__RECORDED DATA__
────────

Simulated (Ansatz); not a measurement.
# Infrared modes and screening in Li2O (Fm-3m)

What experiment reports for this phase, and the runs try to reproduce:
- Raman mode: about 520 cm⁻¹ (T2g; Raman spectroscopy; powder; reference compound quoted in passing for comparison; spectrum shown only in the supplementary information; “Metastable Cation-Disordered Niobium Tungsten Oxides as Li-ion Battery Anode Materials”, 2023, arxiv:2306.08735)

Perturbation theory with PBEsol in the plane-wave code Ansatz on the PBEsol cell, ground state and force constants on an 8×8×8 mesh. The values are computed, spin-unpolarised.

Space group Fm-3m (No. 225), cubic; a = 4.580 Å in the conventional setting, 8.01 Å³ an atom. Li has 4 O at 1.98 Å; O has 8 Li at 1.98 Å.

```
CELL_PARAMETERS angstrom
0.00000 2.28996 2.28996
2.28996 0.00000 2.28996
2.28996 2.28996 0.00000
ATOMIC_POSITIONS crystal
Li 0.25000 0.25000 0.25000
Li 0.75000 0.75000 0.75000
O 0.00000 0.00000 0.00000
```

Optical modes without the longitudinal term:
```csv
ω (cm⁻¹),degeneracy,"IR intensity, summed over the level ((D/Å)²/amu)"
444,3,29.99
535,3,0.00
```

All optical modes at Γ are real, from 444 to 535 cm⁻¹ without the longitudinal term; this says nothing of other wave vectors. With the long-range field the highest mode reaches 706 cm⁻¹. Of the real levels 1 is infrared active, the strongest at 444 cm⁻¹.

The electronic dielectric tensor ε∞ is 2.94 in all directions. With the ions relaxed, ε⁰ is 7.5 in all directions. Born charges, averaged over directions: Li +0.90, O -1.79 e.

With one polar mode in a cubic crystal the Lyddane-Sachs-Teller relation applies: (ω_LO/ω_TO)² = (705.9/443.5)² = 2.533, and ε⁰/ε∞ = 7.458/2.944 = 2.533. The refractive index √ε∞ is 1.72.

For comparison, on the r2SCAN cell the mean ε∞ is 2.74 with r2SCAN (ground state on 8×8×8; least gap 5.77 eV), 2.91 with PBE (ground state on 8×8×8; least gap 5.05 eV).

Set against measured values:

────────

Copy out the lines above exactly, beginning at the one that contains "All optical modes" and ending at the one that contains "For comparison, on".

All optical modes at Γ are real, from 444 to 535 cm⁻¹ without the longitudinal term; this says nothing of other wave vectors. With the long-range field the highest mode reaches 706 cm⁻¹. Of the real levels 1 is infrared active, the strongest at 444 cm⁻¹.

The electronic dielectric tensor ε∞ is 2.94 in all directions. With the ions relaxed, ε⁰ is 7.5 in all directions. Born charges, averaged over directions: Li +0.90, O -1.79 e.

With one polar mode in a cubic crystal the Lyddane-Sachs-Teller relation applies: (ω_LO/ω_TO)² = (705.9/443.5)² = 2.533, and ε⁰/ε∞ = 7.458/2.944 = 2.533. The refractive index √ε∞ is 1.72.

For comparison, on the r2SCAN cell the mean ε∞ is 2.74 with r2SCAN (ground state on 8×8×8; least gap 5.77 eV), 2.91 with PBE (ground state on 8×8×8; least gap 5.05 eV).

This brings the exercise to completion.